■ **Entries provided**:
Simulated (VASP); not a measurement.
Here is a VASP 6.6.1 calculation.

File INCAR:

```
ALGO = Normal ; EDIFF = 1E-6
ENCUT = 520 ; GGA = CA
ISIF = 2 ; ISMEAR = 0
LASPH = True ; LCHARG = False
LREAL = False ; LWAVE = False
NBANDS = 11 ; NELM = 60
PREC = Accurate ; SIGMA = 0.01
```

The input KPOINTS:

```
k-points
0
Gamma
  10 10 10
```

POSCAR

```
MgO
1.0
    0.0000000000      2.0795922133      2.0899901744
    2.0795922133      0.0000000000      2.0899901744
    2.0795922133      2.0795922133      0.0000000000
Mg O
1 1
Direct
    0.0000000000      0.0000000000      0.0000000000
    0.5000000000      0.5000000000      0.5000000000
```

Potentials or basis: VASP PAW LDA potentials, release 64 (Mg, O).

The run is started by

■ **Work task**: Without leaving anything out, repeat every entry shown above.

■ **Expected answer**:
Simulated (VASP); not a measurement.
Here is a VASP 6.6.1 calculation.

File INCAR:

```
ALGO = Normal ; EDIFF = 1E-6
ENCUT = 520 ; GGA = CA
ISIF = 2 ; ISMEAR = 0
LASPH = True ; LCHARG = False
LREAL = False ; LWAVE = False
NBANDS = 11 ; NELM = 60
PREC = Accurate ; SIGMA = 0.01
```

The input KPOINTS:

```
k-points
0
Gamma
  10 10 10
```

POSCAR

```
MgO
1.0
    0.0000000000      2.0795922133      2.0899901744
    2.0795922133      0.0000000000      2.0899901744
    2.0795922133      2.0795922133      0.0000000000
Mg O
1 1
Direct
    0.0000000000      0.0000000000      0.0000000000
    0.5000000000      0.5000000000      0.5000000000
```

Potentials or basis: VASP PAW LDA potentials, release 64 (Mg, O).

The run is started by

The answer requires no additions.